== Dataset
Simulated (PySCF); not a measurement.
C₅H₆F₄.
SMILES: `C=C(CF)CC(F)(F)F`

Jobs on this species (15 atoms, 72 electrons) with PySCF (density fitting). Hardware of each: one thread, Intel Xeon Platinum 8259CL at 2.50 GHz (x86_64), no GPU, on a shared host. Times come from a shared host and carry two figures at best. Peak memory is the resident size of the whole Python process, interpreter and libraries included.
====

Reproduce all the data precisely, word for word.

# Solution
Simulated (PySCF); not a measurement.
C₅H₆F₄.
SMILES: `C=C(CF)CC(F)(F)F`

Jobs on this species (15 atoms, 72 electrons) with PySCF (density fitting). Hardware of each: one thread, Intel Xeon Platinum 8259CL at 2.50 GHz (x86_64), no GPU, on a shared host. Times come from a shared host and carry two figures at best. Peak memory is the resident size of the whole Python process, interpreter and libraries included.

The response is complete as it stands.